> Activity:
Each record below must be returned exactly as shown.

> Excerpted data:
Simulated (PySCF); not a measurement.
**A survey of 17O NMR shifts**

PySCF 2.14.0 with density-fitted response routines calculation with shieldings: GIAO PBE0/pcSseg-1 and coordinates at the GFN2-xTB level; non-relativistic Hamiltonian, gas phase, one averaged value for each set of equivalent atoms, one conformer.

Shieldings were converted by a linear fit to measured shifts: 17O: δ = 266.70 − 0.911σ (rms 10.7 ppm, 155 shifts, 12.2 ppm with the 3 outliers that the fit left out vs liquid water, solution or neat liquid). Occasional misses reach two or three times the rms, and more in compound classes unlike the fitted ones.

> Exercise output:
Simulated (PySCF); not a measurement.
**A survey of 17O NMR shifts**

PySCF 2.14.0 with density-fitted response routines calculation with shieldings: GIAO PBE0/pcSseg-1 and coordinates at the GFN2-xTB level; non-relativistic Hamiltonian, gas phase, one averaged value for each set of equivalent atoms, one conformer.

Shieldings were converted by a linear fit to measured shifts: 17O: δ = 266.70 − 0.911σ (rms 10.7 ppm, 155 shifts, 12.2 ppm with the 3 outliers that the fit left out vs liquid water, solution or neat liquid). Occasional misses reach two or three times the rms, and more in compound classes unlike the fitted ones.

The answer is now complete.